Available data below:

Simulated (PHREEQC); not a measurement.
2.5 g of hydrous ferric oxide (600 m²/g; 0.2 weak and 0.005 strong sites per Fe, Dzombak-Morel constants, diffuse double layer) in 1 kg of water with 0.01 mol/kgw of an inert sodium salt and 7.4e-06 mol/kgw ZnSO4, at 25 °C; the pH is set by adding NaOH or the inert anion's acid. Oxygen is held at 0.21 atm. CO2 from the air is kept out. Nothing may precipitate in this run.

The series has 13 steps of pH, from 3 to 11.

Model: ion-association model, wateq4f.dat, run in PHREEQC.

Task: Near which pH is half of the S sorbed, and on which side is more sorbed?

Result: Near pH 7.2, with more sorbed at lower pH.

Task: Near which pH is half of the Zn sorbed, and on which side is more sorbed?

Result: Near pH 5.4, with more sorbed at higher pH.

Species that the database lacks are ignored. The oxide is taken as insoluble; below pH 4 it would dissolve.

End of Available data.

In the answer, each entry from the listing must be transcribed exactly.

Answer section
Simulated (PHREEQC); not a measurement.
2.5 g of hydrous ferric oxide (600 m²/g; 0.2 weak and 0.005 strong sites per Fe, Dzombak-Morel constants, diffuse double layer) in 1 kg of water with 0.01 mol/kgw of an inert sodium salt and 7.4e-06 mol/kgw ZnSO4, at 25 °C; the pH is set by adding NaOH or the inert anion's acid. Oxygen is held at 0.21 atm. CO2 from the air is kept out. Nothing may precipitate in this run.

The series has 13 steps of pH, from 3 to 11.

Model: ion-association model, wateq4f.dat, run in PHREEQC.

Task: Near which pH is half of the S sorbed, and on which side is more sorbed?

Result: Near pH 7.2, with more sorbed at lower pH.

Task: Near which pH is half of the Zn sorbed, and on which side is more sorbed?

Result: Near pH 5.4, with more sorbed at higher pH.

Species that the database lacks are ignored. The oxide is taken as insoluble; below pH 4 it would dissolve.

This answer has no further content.